::: Data excerpts
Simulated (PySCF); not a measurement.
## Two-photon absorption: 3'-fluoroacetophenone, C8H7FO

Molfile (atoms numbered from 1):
::::::

Task item -
Every single line in the records above must be written out exactly.

Answer area -
Simulated (PySCF); not a measurement.
## Two-photon absorption: 3'-fluoroacetophenone, C8H7FO

Molfile (atoms numbered from 1):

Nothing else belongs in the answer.